• Study material
Segment Open

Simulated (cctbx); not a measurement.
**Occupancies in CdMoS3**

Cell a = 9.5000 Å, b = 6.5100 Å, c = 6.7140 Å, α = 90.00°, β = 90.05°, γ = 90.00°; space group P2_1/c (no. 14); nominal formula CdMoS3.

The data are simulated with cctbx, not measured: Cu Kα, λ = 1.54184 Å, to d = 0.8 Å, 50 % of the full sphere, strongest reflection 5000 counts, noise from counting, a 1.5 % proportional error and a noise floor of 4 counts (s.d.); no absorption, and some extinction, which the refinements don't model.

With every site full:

Segment Closed

• Requirement
An exact transcription of the lines from the start of the listing through the line bearing "Cell a = 9.5000" is the whole answer.

• Answer section
Simulated (cctbx); not a measurement.
**Occupancies in CdMoS3**

Cell a = 9.5000 Å, b = 6.5100 Å, c = 6.7140 Å, α = 90.00°, β = 90.05°, γ = 90.00°; space group P2_1/c (no. 14); nominal formula CdMoS3.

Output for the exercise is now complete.